_ _ _ _

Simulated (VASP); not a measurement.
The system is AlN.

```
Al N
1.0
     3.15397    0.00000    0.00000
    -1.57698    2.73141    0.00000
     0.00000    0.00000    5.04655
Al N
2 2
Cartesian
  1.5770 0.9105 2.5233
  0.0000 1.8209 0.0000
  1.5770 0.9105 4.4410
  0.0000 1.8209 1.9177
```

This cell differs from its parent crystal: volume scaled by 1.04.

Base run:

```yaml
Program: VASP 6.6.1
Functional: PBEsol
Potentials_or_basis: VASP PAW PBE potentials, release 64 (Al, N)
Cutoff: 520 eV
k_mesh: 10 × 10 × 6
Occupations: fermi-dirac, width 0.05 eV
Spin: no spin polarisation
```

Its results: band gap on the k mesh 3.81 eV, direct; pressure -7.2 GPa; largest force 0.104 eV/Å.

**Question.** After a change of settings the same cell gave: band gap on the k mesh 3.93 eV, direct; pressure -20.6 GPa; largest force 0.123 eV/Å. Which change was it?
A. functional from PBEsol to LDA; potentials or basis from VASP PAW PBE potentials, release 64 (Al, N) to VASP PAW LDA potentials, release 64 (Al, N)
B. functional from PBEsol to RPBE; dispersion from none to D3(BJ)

_ _ _ _

__Exercise__
Extract from the records above the lines from the one containing "Its results: band" to the one containing "change was it?", both lines included, exactly as they appear and with nothing else.

__Written answer__
Its results: band gap on the k mesh 3.81 eV, direct; pressure -7.2 GPa; largest force 0.104 eV/Å.

**Question.** After a change of settings the same cell gave: band gap on the k mesh 3.93 eV, direct; pressure -20.6 GPa; largest force 0.123 eV/Å. Which change was it?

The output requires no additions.